▶ **REQUIREMENT**
Using the data below, repeat all of it precisely.

..........

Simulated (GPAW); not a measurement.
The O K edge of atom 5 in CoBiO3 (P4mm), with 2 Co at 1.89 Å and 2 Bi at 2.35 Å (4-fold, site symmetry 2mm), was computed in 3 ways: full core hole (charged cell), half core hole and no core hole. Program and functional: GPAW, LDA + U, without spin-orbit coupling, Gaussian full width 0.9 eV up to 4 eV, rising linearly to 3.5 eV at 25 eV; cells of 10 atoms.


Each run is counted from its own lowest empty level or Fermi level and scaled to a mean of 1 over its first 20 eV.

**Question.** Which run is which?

..........

▶ **EXERCISE SOLUTION**
Simulated (GPAW); not a measurement.
The O K edge of atom 5 in CoBiO3 (P4mm), with 2 Co at 1.89 Å and 2 Bi at 2.35 Å (4-fold, site symmetry 2mm), was computed in 3 ways: full core hole (charged cell), half core hole and no core hole. Program and functional: GPAW, LDA + U, without spin-orbit coupling, Gaussian full width 0.9 eV up to 4 eV, rising linearly to 3.5 eV at 25 eV; cells of 10 atoms.


Each run is counted from its own lowest empty level or Fermi level and scaled to a mean of 1 over its first 20 eV.

**Question.** Which run is which?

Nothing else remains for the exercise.